**Assignment**. Only part of the listing is needed, namely the lines from its start through the line with "### Give a SMILES with the stereochemistry.", and they should be retyped exactly.

**Provided records**.
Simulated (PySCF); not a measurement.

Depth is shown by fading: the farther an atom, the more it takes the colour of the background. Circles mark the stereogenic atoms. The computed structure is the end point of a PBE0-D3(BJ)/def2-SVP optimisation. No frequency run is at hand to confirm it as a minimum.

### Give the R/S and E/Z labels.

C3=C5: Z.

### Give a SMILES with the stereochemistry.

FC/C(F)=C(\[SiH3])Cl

**Your solution**.
Simulated (PySCF); not a measurement.

Depth is shown by fading: the farther an atom, the more it takes the colour of the background. Circles mark the stereogenic atoms. The computed structure is the end point of a PBE0-D3(BJ)/def2-SVP optimisation. No frequency run is at hand to confirm it as a minimum.

### Give the R/S and E/Z labels.

C3=C5: Z.

### Give a SMILES with the stereochemistry.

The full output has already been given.